■ **REQUIREMENT**:
Reproduce only what lies between the first line of the material below and the line containing "### Question", with both of those lines included and every line kept exact.

┏━━

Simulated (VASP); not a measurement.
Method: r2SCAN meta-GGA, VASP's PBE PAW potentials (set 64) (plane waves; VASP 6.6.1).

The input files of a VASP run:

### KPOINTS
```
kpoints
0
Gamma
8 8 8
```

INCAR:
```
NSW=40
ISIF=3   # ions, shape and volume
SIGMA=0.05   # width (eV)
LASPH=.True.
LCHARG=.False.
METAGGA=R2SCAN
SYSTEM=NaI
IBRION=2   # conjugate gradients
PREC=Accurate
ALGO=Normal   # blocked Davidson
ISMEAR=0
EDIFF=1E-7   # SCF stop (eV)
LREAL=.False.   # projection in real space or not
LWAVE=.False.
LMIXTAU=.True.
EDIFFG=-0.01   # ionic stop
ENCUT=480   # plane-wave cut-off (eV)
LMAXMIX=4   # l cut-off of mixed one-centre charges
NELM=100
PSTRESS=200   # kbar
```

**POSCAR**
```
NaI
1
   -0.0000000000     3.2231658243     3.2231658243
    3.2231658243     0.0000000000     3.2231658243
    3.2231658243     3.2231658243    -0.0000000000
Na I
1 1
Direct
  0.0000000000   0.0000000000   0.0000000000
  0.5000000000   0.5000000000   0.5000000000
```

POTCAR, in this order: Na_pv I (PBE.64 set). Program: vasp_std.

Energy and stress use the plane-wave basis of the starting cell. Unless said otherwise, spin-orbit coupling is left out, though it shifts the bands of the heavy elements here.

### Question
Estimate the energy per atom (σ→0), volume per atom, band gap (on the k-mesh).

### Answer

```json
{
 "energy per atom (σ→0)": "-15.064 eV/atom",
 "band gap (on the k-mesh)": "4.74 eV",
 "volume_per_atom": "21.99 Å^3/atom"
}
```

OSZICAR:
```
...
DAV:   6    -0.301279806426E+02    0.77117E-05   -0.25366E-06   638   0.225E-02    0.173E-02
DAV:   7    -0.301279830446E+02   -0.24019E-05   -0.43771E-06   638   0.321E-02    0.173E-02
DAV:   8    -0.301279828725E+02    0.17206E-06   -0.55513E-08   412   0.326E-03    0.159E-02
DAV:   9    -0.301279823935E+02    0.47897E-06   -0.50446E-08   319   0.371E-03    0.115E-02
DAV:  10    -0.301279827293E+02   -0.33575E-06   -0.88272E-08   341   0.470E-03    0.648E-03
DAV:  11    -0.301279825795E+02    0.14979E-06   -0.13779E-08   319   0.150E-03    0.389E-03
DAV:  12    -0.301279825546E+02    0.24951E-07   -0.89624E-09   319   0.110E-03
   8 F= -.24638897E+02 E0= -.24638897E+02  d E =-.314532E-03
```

┗━━

■ **EXERCISE OUTPUT**:
Simulated (VASP); not a measurement.
Method: r2SCAN meta-GGA, VASP's PBE PAW potentials (set 64) (plane waves; VASP 6.6.1).

The input files of a VASP run:

### KPOINTS
```
kpoints
0
Gamma
8 8 8
```

INCAR:
```
NSW=40
ISIF=3   # ions, shape and volume
SIGMA=0.05   # width (eV)
LASPH=.True.
LCHARG=.False.
METAGGA=R2SCAN
SYSTEM=NaI
IBRION=2   # conjugate gradients
PREC=Accurate
ALGO=Normal   # blocked Davidson
ISMEAR=0
EDIFF=1E-7   # SCF stop (eV)
LREAL=.False.   # projection in real space or not
LWAVE=.False.
LMIXTAU=.True.
EDIFFG=-0.01   # ionic stop
ENCUT=480   # plane-wave cut-off (eV)
LMAXMIX=4   # l cut-off of mixed one-centre charges
NELM=100
PSTRESS=200   # kbar
```

**POSCAR**
```
NaI
1
   -0.0000000000     3.2231658243     3.2231658243
    3.2231658243     0.0000000000     3.2231658243
    3.2231658243     3.2231658243    -0.0000000000
Na I
1 1
Direct
  0.0000000000   0.0000000000   0.0000000000
  0.5000000000   0.5000000000   0.5000000000
```

POTCAR, in this order: Na_pv I (PBE.64 set). Program: vasp_std.

Energy and stress use the plane-wave basis of the starting cell. Unless said otherwise, spin-orbit coupling is left out, though it shifts the bands of the heavy elements here.

### Question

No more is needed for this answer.